■ Supplied data
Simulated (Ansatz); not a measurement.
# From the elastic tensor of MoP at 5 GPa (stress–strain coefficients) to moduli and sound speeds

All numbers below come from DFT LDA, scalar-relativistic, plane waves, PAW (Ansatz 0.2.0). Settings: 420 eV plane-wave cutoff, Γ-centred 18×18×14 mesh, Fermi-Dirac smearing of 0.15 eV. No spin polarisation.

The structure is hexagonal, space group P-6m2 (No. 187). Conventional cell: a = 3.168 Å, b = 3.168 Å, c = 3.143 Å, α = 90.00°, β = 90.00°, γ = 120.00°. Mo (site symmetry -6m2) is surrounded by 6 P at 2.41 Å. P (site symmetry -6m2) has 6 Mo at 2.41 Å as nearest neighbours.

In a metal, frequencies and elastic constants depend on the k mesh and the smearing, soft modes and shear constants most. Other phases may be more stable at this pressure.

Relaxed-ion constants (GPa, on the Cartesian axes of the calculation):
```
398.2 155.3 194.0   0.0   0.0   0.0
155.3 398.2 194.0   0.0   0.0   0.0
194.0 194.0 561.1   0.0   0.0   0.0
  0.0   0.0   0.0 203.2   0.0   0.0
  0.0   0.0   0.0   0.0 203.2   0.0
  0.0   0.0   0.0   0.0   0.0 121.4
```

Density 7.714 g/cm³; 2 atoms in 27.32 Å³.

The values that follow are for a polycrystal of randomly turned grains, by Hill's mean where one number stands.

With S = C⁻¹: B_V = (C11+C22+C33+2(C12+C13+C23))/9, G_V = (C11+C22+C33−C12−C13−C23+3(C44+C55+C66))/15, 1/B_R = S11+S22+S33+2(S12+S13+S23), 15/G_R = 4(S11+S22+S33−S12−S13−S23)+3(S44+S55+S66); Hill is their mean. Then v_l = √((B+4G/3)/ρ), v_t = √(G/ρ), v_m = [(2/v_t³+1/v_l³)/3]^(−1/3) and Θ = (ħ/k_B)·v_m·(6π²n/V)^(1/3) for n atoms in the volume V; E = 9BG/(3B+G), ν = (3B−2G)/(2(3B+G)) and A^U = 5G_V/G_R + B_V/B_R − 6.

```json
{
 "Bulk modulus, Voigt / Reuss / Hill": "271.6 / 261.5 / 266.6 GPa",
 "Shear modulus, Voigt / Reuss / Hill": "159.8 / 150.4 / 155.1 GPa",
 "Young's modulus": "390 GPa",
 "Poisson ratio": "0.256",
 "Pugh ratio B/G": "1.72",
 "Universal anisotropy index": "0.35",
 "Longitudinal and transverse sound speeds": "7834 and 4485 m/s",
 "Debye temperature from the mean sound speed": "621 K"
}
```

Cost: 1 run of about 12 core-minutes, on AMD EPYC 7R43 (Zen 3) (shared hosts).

■ Required action
Send back exactly the lines of the listing above starting at the one with "The structure is" and ending at the one with "The values that", inclusive, and no others.

■ Your response
The structure is hexagonal, space group P-6m2 (No. 187). Conventional cell: a = 3.168 Å, b = 3.168 Å, c = 3.143 Å, α = 90.00°, β = 90.00°, γ = 120.00°. Mo (site symmetry -6m2) is surrounded by 6 P at 2.41 Å. P (site symmetry -6m2) has 6 Mo at 2.41 Å as nearest neighbours.

In a metal, frequencies and elastic constants depend on the k mesh and the smearing, soft modes and shear constants most. Other phases may be more stable at this pressure.

Relaxed-ion constants (GPa, on the Cartesian axes of the calculation):
```
398.2 155.3 194.0   0.0   0.0   0.0
155.3 398.2 194.0   0.0   0.0   0.0
194.0 194.0 561.1   0.0   0.0   0.0
  0.0   0.0   0.0 203.2   0.0   0.0
  0.0   0.0   0.0   0.0 203.2   0.0
  0.0   0.0   0.0   0.0   0.0 121.4
```

Density 7.714 g/cm³; 2 atoms in 27.32 Å³.

The values that follow are for a polycrystal of randomly turned grains, by Hill's mean where one number stands.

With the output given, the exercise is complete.